[Given entries Boundary: Start]

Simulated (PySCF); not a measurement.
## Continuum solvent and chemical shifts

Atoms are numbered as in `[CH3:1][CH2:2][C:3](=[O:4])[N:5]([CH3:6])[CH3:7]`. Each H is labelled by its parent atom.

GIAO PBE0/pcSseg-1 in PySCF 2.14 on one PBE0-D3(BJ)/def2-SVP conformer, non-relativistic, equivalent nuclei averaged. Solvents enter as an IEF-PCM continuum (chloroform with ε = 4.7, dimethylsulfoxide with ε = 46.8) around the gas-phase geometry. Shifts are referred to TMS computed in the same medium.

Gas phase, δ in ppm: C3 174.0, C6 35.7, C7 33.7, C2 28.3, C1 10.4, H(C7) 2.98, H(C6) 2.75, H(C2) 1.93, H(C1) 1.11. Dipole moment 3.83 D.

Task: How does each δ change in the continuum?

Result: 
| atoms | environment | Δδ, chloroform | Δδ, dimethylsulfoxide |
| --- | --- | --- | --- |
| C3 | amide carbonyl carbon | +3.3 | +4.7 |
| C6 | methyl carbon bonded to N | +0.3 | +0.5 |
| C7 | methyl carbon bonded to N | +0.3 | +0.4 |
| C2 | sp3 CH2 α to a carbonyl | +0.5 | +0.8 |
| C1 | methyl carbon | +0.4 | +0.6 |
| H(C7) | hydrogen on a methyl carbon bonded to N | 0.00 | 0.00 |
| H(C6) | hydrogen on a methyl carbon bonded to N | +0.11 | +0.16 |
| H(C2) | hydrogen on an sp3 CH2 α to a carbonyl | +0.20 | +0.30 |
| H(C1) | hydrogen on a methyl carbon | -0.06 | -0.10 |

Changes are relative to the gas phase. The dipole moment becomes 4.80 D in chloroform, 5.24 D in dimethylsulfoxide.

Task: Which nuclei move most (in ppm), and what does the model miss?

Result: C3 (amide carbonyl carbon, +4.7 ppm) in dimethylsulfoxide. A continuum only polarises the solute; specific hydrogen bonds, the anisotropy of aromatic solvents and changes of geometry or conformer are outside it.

[Given entries Boundary: End]

Transcribe the listing above line for line, from the first line to the line containing "0.00 | 0.00 |", inclusive, with no other lines.

Answer area ::
Simulated (PySCF); not a measurement.
## Continuum solvent and chemical shifts

Atoms are numbered as in `[CH3:1][CH2:2][C:3](=[O:4])[N:5]([CH3:6])[CH3:7]`. Each H is labelled by its parent atom.

GIAO PBE0/pcSseg-1 in PySCF 2.14 on one PBE0-D3(BJ)/def2-SVP conformer, non-relativistic, equivalent nuclei averaged. Solvents enter as an IEF-PCM continuum (chloroform with ε = 4.7, dimethylsulfoxide with ε = 46.8) around the gas-phase geometry. Shifts are referred to TMS computed in the same medium.

Gas phase, δ in ppm: C3 174.0, C6 35.7, C7 33.7, C2 28.3, C1 10.4, H(C7) 2.98, H(C6) 2.75, H(C2) 1.93, H(C1) 1.11. Dipole moment 3.83 D.

Task: How does each δ change in the continuum?

Result: 
| atoms | environment | Δδ, chloroform | Δδ, dimethylsulfoxide |
| --- | --- | --- | --- |
| C3 | amide carbonyl carbon | +3.3 | +4.7 |
| C6 | methyl carbon bonded to N | +0.3 | +0.5 |
| C7 | methyl carbon bonded to N | +0.3 | +0.4 |
| C2 | sp3 CH2 α to a carbonyl | +0.5 | +0.8 |
| C1 | methyl carbon | +0.4 | +0.6 |
| H(C7) | hydrogen on a methyl carbon bonded to N | 0.00 | 0.00 |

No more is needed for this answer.